Extracted material:
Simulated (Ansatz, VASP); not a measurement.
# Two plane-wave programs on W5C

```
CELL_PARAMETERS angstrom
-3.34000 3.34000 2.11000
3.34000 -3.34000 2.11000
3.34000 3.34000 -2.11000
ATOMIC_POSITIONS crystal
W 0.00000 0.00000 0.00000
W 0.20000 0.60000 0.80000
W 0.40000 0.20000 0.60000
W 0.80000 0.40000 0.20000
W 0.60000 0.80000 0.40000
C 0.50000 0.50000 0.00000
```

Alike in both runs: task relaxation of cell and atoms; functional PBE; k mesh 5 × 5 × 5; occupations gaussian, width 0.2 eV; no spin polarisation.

Task item:
Everything in the data above should be set down again precisely.

Answer box:
Simulated (Ansatz, VASP); not a measurement.
# Two plane-wave programs on W5C

```
CELL_PARAMETERS angstrom
-3.34000 3.34000 2.11000
3.34000 -3.34000 2.11000
3.34000 3.34000 -2.11000
ATOMIC_POSITIONS crystal
W 0.00000 0.00000 0.00000
W 0.20000 0.60000 0.80000
W 0.40000 0.20000 0.60000
W 0.80000 0.40000 0.20000
W 0.60000 0.80000 0.40000
C 0.50000 0.50000 0.00000
```

Alike in both runs: task relaxation of cell and atoms; functional PBE; k mesh 5 × 5 × 5; occupations gaussian, width 0.2 eV; no spin polarisation.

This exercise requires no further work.